::::
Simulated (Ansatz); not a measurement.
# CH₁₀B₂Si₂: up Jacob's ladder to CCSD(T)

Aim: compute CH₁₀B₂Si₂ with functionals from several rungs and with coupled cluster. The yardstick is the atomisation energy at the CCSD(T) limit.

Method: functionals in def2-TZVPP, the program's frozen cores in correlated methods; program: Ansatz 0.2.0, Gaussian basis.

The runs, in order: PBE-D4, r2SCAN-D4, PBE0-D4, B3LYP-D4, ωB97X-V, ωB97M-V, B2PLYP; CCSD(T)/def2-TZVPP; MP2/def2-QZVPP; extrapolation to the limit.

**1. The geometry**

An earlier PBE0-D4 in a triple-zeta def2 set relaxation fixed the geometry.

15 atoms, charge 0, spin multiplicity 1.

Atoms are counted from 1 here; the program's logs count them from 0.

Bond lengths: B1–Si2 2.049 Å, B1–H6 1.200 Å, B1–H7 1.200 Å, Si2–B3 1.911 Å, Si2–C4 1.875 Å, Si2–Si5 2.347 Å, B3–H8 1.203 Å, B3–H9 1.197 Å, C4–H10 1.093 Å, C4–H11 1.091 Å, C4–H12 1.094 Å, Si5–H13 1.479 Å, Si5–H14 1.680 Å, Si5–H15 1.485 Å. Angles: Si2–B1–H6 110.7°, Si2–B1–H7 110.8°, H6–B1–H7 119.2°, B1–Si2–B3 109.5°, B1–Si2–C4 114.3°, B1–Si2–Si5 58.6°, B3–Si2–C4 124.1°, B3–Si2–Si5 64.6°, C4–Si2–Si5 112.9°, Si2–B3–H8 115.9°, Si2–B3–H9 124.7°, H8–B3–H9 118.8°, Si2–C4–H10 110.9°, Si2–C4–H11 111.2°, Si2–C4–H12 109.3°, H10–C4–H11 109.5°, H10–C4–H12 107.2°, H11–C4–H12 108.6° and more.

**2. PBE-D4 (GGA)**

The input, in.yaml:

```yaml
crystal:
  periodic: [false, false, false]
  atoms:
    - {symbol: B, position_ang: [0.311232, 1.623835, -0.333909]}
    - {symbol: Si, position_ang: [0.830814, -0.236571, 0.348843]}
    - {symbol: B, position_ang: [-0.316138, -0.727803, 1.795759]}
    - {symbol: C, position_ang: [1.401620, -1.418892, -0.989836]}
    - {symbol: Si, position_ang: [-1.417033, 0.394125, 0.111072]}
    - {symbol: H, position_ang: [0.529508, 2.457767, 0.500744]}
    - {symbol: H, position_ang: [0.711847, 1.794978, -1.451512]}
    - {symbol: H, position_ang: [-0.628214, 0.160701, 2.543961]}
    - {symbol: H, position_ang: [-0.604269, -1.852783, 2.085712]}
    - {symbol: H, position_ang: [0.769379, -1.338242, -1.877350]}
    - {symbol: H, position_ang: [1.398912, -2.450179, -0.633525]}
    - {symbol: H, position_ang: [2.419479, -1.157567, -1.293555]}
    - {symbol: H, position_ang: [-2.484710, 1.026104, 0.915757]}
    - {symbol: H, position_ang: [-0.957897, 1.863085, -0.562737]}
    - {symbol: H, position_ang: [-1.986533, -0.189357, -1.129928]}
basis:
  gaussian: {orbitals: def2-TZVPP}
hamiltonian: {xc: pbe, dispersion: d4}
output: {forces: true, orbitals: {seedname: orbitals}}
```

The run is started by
::::

## WORK ITEM
Return only the lines from the beginning of the material up to and including the line with "15 atoms, charge 0, spin multiplicity 1.", exactly as written.

## EXERCISE SOLUTION
Simulated (Ansatz); not a measurement.
# CH₁₀B₂Si₂: up Jacob's ladder to CCSD(T)

Aim: compute CH₁₀B₂Si₂ with functionals from several rungs and with coupled cluster. The yardstick is the atomisation energy at the CCSD(T) limit.

Method: functionals in def2-TZVPP, the program's frozen cores in correlated methods; program: Ansatz 0.2.0, Gaussian basis.

The runs, in order: PBE-D4, r2SCAN-D4, PBE0-D4, B3LYP-D4, ωB97X-V, ωB97M-V, B2PLYP; CCSD(T)/def2-TZVPP; MP2/def2-QZVPP; extrapolation to the limit.

**1. The geometry**

An earlier PBE0-D4 in a triple-zeta def2 set relaxation fixed the geometry.

15 atoms, charge 0, spin multiplicity 1.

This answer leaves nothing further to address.